## Data excerpts
=== Section Start ===

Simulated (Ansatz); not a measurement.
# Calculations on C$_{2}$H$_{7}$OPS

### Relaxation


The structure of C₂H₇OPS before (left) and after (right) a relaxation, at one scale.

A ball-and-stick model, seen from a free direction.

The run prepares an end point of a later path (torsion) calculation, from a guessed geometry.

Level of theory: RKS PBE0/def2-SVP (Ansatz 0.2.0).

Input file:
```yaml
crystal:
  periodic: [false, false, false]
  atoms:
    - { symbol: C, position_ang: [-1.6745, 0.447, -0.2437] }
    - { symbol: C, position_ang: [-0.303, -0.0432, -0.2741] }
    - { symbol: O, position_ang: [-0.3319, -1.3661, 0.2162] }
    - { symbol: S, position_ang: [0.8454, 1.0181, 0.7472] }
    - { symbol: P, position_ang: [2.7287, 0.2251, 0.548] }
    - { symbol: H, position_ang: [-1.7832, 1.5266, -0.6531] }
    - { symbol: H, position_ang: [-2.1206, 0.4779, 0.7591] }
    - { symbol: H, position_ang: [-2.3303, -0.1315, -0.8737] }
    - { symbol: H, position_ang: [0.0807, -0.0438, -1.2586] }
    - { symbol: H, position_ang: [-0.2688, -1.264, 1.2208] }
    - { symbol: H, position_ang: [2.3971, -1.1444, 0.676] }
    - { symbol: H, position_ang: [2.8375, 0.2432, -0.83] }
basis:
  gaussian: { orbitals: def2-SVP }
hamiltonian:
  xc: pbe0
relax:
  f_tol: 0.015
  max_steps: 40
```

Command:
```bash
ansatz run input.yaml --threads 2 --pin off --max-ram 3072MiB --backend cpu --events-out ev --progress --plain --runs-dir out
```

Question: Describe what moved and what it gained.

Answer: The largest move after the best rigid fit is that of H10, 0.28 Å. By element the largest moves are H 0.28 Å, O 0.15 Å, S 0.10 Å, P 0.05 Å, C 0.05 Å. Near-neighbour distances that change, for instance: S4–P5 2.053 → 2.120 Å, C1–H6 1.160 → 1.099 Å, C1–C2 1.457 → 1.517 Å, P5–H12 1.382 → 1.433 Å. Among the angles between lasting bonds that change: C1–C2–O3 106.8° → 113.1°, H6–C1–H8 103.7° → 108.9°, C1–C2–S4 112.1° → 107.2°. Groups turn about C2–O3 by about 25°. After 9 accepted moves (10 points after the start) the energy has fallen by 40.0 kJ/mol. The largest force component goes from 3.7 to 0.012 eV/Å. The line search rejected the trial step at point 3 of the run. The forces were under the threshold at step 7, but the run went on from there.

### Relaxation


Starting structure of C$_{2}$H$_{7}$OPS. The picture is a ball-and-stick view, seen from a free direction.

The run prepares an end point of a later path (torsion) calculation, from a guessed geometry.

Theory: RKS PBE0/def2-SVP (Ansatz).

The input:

=== Section End ===

Scan the listing above for the line that has "A ball-and-stick model, seen", then copy exactly from that line through the line that has "Question: Describe what".

## Task answer
A ball-and-stick model, seen from a free direction.

The run prepares an end point of a later path (torsion) calculation, from a guessed geometry.

Level of theory: RKS PBE0/def2-SVP (Ansatz 0.2.0).

Input file:
```yaml
crystal:
  periodic: [false, false, false]
  atoms:
    - { symbol: C, position_ang: [-1.6745, 0.447, -0.2437] }
    - { symbol: C, position_ang: [-0.303, -0.0432, -0.2741] }
    - { symbol: O, position_ang: [-0.3319, -1.3661, 0.2162] }
    - { symbol: S, position_ang: [0.8454, 1.0181, 0.7472] }
    - { symbol: P, position_ang: [2.7287, 0.2251, 0.548] }
    - { symbol: H, position_ang: [-1.7832, 1.5266, -0.6531] }
    - { symbol: H, position_ang: [-2.1206, 0.4779, 0.7591] }
    - { symbol: H, position_ang: [-2.3303, -0.1315, -0.8737] }
    - { symbol: H, position_ang: [0.0807, -0.0438, -1.2586] }
    - { symbol: H, position_ang: [-0.2688, -1.264, 1.2208] }
    - { symbol: H, position_ang: [2.3971, -1.1444, 0.676] }
    - { symbol: H, position_ang: [2.8375, 0.2432, -0.83] }
basis:
  gaussian: { orbitals: def2-SVP }
hamiltonian:
  xc: pbe0
relax:
  f_tol: 0.015
  max_steps: 40
```

Command:
```bash
ansatz run input.yaml --threads 2 --pin off --max-ram 3072MiB --backend cpu --events-out ev --progress --plain --runs-dir out
```

Question: Describe what moved and what it gained.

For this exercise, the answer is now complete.